## Work instruction
From the first line of the records through the line containing "lengths and angles.", retype every line exactly and nothing else.

((
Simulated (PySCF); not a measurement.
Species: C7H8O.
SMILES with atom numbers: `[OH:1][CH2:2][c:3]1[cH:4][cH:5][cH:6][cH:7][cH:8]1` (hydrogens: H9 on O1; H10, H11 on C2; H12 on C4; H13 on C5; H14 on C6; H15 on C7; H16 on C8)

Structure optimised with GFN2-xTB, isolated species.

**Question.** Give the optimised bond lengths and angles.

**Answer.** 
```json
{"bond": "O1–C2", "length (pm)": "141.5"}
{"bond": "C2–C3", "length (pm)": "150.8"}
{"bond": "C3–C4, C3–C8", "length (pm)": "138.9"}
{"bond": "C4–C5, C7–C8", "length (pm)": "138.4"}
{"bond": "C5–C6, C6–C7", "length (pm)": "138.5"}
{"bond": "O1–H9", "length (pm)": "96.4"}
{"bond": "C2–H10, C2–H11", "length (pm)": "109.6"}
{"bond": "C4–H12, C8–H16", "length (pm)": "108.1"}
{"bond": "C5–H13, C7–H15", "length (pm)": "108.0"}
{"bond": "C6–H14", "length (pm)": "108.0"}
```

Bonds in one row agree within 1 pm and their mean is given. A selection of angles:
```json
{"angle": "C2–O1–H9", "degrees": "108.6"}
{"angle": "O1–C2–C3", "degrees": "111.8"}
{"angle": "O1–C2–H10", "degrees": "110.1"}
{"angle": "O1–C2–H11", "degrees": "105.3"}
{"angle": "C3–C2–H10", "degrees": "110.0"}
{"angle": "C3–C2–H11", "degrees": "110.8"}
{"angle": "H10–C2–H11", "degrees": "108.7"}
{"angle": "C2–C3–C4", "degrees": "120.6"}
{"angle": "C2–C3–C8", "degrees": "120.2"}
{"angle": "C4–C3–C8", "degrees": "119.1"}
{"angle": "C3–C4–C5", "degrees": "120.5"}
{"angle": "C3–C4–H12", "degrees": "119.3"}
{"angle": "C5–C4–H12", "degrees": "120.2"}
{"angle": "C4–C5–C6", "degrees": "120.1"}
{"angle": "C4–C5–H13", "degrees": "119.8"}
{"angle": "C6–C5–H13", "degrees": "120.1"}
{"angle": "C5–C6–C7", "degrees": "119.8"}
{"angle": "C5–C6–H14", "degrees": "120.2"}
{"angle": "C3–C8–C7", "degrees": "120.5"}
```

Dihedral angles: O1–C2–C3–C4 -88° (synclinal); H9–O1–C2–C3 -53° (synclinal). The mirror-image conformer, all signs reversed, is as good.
))

## Expected answer
Simulated (PySCF); not a measurement.
Species: C7H8O.
SMILES with atom numbers: `[OH:1][CH2:2][c:3]1[cH:4][cH:5][cH:6][cH:7][cH:8]1` (hydrogens: H9 on O1; H10, H11 on C2; H12 on C4; H13 on C5; H14 on C6; H15 on C7; H16 on C8)

Structure optimised with GFN2-xTB, isolated species.

**Question.** Give the optimised bond lengths and angles.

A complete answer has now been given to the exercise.